## The data
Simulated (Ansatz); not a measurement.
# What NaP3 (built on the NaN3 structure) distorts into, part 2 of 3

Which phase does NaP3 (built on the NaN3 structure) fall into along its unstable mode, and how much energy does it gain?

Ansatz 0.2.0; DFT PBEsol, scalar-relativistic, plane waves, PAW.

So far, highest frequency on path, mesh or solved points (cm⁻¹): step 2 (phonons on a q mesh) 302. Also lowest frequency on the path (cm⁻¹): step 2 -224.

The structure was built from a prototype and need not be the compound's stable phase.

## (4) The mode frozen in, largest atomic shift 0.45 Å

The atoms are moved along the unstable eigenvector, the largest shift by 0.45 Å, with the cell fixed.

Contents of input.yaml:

## Requirement
Restate the data word for word, leaving nothing out.

## Solution
Simulated (Ansatz); not a measurement.
# What NaP3 (built on the NaN3 structure) distorts into, part 2 of 3

Which phase does NaP3 (built on the NaN3 structure) fall into along its unstable mode, and how much energy does it gain?

Ansatz 0.2.0; DFT PBEsol, scalar-relativistic, plane waves, PAW.

So far, highest frequency on path, mesh or solved points (cm⁻¹): step 2 (phonons on a q mesh) 302. Also lowest frequency on the path (cm⁻¹): step 2 -224.

The structure was built from a prototype and need not be the compound's stable phase.

## (4) The mode frozen in, largest atomic shift 0.45 Å

The atoms are moved along the unstable eigenvector, the largest shift by 0.45 Å, with the cell fixed.

Contents of input.yaml:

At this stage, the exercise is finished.